------------------------------------
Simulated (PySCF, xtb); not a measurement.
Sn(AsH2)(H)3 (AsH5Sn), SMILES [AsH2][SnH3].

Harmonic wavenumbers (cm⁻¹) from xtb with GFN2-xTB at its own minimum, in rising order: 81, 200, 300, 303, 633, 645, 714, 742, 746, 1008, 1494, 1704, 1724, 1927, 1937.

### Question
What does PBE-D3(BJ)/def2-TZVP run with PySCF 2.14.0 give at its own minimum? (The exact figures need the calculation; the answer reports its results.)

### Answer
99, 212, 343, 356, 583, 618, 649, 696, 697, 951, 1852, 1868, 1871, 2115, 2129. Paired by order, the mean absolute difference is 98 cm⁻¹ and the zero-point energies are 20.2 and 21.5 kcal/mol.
------------------------------------

### WORK REQUEST:
The required answer is the run of lines above, starting at the line with "Harmonic wavenumbers (cm⁻¹)" and ending at the line with "### Question", reproduced exactly with both ends.

### WRITTEN ANSWER:
Harmonic wavenumbers (cm⁻¹) from xtb with GFN2-xTB at its own minimum, in rising order: 81, 200, 300, 303, 633, 645, 714, 742, 746, 1008, 1494, 1704, 1724, 1927, 1937.

### Question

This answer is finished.